» **Records supplied**:
*** Begin section ***
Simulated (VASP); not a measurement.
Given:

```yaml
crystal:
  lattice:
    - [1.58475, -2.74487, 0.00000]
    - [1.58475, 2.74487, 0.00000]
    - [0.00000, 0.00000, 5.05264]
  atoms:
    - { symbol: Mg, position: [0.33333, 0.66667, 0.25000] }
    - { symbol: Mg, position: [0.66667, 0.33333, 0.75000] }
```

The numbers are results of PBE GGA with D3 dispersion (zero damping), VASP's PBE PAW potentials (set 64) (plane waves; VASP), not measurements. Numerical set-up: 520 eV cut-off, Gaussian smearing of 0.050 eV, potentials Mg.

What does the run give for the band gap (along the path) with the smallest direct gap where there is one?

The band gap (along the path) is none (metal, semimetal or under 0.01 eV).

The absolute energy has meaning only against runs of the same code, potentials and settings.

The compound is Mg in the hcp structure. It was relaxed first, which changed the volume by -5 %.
*** End section ***

» **Work item**:
Repeat every line of the data word for word until you have repeated the line that contains "The absolute energy", which is the last one to include.

» **Response box**:
Simulated (VASP); not a measurement.
Given:

```yaml
crystal:
  lattice:
    - [1.58475, -2.74487, 0.00000]
    - [1.58475, 2.74487, 0.00000]
    - [0.00000, 0.00000, 5.05264]
  atoms:
    - { symbol: Mg, position: [0.33333, 0.66667, 0.25000] }
    - { symbol: Mg, position: [0.66667, 0.33333, 0.75000] }
```

The numbers are results of PBE GGA with D3 dispersion (zero damping), VASP's PBE PAW potentials (set 64) (plane waves; VASP), not measurements. Numerical set-up: 520 eV cut-off, Gaussian smearing of 0.050 eV, potentials Mg.

What does the run give for the band gap (along the path) with the smallest direct gap where there is one?

The band gap (along the path) is none (metal, semimetal or under 0.01 eV).

The absolute energy has meaning only against runs of the same code, potentials and settings.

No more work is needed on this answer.